From the listing below, copy only the lines from the line that contains "At the start: pressure" to the line that contains "-0.50 | 19.60 |", counting those two lines as part of the copy.

===

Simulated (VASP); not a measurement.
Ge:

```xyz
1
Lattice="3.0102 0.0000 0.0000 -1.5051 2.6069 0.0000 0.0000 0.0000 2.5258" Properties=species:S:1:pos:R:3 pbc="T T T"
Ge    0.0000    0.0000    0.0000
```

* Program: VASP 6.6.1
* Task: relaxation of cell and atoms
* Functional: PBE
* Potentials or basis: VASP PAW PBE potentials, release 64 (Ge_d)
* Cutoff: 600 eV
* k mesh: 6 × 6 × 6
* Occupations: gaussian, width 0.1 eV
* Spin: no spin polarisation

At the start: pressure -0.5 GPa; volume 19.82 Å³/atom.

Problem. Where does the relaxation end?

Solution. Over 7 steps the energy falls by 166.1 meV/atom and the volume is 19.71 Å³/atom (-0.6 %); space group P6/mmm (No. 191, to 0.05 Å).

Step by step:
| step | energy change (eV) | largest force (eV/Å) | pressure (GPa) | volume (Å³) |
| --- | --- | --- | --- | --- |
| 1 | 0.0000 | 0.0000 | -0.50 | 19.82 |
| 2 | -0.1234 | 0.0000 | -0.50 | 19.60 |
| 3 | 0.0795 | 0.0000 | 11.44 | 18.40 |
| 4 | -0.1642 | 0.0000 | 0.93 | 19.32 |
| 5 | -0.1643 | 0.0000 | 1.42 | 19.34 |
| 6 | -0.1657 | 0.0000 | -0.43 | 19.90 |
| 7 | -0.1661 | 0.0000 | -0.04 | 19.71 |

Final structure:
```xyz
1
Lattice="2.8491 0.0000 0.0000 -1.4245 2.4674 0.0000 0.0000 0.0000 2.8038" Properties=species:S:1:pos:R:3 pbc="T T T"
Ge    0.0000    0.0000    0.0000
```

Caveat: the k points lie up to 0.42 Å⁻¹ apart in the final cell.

===

# ANSWER SPACE:
At the start: pressure -0.5 GPa; volume 19.82 Å³/atom.

Problem. Where does the relaxation end?

Solution. Over 7 steps the energy falls by 166.1 meV/atom and the volume is 19.71 Å³/atom (-0.6 %); space group P6/mmm (No. 191, to 0.05 Å).

Step by step:
| step | energy change (eV) | largest force (eV/Å) | pressure (GPa) | volume (Å³) |
| --- | --- | --- | --- | --- |
| 1 | 0.0000 | 0.0000 | -0.50 | 19.82 |
| 2 | -0.1234 | 0.0000 | -0.50 | 19.60 |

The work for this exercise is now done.